◆ ENTRIES PROVIDED ◆
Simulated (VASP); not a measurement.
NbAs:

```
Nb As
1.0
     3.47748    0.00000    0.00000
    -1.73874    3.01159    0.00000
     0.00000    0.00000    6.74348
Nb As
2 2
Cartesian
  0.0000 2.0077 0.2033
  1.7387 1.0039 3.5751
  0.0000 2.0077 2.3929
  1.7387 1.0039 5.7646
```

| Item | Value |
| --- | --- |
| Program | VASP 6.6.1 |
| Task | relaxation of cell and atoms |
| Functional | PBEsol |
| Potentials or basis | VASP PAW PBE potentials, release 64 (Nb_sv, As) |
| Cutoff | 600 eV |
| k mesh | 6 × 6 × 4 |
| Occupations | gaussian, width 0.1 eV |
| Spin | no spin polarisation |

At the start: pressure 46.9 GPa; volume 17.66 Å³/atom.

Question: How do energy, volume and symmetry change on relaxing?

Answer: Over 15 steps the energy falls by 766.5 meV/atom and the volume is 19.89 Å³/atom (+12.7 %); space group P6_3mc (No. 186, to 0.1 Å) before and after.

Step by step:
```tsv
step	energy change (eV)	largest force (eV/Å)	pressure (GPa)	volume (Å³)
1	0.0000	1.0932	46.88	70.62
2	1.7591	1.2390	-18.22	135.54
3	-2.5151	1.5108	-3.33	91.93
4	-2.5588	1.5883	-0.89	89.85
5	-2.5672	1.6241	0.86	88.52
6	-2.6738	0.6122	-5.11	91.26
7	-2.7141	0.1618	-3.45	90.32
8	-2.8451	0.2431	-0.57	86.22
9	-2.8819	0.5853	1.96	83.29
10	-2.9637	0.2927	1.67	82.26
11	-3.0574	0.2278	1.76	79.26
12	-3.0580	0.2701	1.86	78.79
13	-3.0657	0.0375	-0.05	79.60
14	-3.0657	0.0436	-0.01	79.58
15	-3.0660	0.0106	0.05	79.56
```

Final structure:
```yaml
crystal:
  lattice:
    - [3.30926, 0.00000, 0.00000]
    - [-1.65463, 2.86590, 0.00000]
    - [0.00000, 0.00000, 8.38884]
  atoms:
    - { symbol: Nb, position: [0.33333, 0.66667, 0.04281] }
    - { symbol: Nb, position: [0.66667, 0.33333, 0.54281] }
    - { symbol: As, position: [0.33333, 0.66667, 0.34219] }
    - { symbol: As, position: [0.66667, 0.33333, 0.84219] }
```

◆ BRIEF ◆
The required output is the exact run of lines from the beginning of the listing above to the line that contains "mesh | 6 × 6 × 4 |", inclusive of both.

◆ EXERCISE ANSWER ◆
Simulated (VASP); not a measurement.
NbAs:

```
Nb As
1.0
     3.47748    0.00000    0.00000
    -1.73874    3.01159    0.00000
     0.00000    0.00000    6.74348
Nb As
2 2
Cartesian
  0.0000 2.0077 0.2033
  1.7387 1.0039 3.5751
  0.0000 2.0077 2.3929
  1.7387 1.0039 5.7646
```

| Item | Value |
| --- | --- |
| Program | VASP 6.6.1 |
| Task | relaxation of cell and atoms |
| Functional | PBEsol |
| Potentials or basis | VASP PAW PBE potentials, release 64 (Nb_sv, As) |
| Cutoff | 600 eV |
| k mesh | 6 × 6 × 4 |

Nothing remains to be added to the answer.